§ MATERIAL PROVIDED
**********

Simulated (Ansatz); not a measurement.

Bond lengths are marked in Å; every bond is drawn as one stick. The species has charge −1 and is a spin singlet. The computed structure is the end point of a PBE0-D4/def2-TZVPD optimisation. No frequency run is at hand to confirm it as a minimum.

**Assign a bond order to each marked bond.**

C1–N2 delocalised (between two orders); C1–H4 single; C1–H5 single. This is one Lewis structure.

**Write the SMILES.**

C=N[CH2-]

**********

§ ASSIGNMENT
Copy out the entries exactly. Begin at the first line and end with the line that has "Bond lengths are".

§ ANSWER SPACE
Simulated (Ansatz); not a measurement.

Bond lengths are marked in Å; every bond is drawn as one stick. The species has charge −1 and is a spin singlet. The computed structure is the end point of a PBE0-D4/def2-TZVPD optimisation. No frequency run is at hand to confirm it as a minimum.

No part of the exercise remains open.